## Exercise
Copy every entry below, exactly and in full.

## Records supplied
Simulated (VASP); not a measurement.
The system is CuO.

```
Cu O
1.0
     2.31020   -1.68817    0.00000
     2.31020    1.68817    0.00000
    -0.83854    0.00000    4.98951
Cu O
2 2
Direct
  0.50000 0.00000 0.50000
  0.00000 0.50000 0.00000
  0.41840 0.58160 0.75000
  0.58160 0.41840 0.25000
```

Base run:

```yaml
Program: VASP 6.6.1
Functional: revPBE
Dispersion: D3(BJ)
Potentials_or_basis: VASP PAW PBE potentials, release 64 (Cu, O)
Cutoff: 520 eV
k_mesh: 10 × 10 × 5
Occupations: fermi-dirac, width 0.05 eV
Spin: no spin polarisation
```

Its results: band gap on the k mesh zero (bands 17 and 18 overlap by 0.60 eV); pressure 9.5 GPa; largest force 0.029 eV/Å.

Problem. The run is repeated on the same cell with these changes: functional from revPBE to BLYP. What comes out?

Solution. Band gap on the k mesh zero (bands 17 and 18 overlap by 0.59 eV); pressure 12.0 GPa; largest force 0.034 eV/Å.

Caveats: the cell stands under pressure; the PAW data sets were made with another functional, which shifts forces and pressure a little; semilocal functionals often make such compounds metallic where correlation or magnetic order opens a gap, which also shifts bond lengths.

## Answer box
Simulated (VASP); not a measurement.
The system is CuO.

```
Cu O
1.0
     2.31020   -1.68817    0.00000
     2.31020    1.68817    0.00000
    -0.83854    0.00000    4.98951
Cu O
2 2
Direct
  0.50000 0.00000 0.50000
  0.00000 0.50000 0.00000
  0.41840 0.58160 0.75000
  0.58160 0.41840 0.25000
```

Base run:

```yaml
Program: VASP 6.6.1
Functional: revPBE
Dispersion: D3(BJ)
Potentials_or_basis: VASP PAW PBE potentials, release 64 (Cu, O)
Cutoff: 520 eV
k_mesh: 10 × 10 × 5
Occupations: fermi-dirac, width 0.05 eV
Spin: no spin polarisation
```

Its results: band gap on the k mesh zero (bands 17 and 18 overlap by 0.60 eV); pressure 9.5 GPa; largest force 0.029 eV/Å.

Problem. The run is repeated on the same cell with these changes: functional from revPBE to BLYP. What comes out?

Solution. Band gap on the k mesh zero (bands 17 and 18 overlap by 0.59 eV); pressure 12.0 GPa; largest force 0.034 eV/Å.

Caveats: the cell stands under pressure; the PAW data sets were made with another functional, which shifts forces and pressure a little; semilocal functionals often make such compounds metallic where correlation or magnetic order opens a gap, which also shifts bond lengths.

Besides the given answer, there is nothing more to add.